From the first entry to the last, copy each one exactly.

╭─ Excerpted data

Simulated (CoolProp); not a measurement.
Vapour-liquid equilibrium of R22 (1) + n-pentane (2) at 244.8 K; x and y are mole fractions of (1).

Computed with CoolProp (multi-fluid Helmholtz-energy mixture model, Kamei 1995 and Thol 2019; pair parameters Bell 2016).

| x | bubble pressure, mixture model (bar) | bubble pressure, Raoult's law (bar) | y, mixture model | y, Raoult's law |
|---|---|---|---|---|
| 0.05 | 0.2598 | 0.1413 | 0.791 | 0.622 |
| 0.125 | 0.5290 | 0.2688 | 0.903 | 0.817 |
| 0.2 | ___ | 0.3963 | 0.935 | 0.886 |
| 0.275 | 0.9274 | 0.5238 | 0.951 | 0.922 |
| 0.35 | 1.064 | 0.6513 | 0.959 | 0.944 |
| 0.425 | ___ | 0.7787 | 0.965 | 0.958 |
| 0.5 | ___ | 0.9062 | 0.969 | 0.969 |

╰─

▶ _Written reply_
Simulated (CoolProp); not a measurement.
Vapour-liquid equilibrium of R22 (1) + n-pentane (2) at 244.8 K; x and y are mole fractions of (1).

Computed with CoolProp (multi-fluid Helmholtz-energy mixture model, Kamei 1995 and Thol 2019; pair parameters Bell 2016).

| x | bubble pressure, mixture model (bar) | bubble pressure, Raoult's law (bar) | y, mixture model | y, Raoult's law |
|---|---|---|---|---|
| 0.05 | 0.2598 | 0.1413 | 0.791 | 0.622 |
| 0.125 | 0.5290 | 0.2688 | 0.903 | 0.817 |
| 0.2 | ___ | 0.3963 | 0.935 | 0.886 |
| 0.275 | 0.9274 | 0.5238 | 0.951 | 0.922 |
| 0.35 | 1.064 | 0.6513 | 0.959 | 0.944 |
| 0.425 | ___ | 0.7787 | 0.965 | 0.958 |
| 0.5 | ___ | 0.9062 | 0.969 | 0.969 |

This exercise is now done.